§ Work order
Start with the first line of the records below. Output each line exactly, ending with the one that contains "Feed: 1 mol".

§ Dataset content
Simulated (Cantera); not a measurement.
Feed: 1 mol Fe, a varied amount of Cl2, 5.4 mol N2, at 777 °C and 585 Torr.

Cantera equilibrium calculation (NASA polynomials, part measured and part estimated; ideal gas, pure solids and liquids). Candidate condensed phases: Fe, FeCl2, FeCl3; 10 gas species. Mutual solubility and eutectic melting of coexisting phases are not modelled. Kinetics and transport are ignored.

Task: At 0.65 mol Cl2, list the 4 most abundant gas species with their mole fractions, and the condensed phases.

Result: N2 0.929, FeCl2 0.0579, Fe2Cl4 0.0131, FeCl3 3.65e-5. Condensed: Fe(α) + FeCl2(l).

§ Answer space
Simulated (Cantera); not a measurement.
Feed: 1 mol Fe, a varied amount of Cl2, 5.4 mol N2, at 777 °C and 585 Torr.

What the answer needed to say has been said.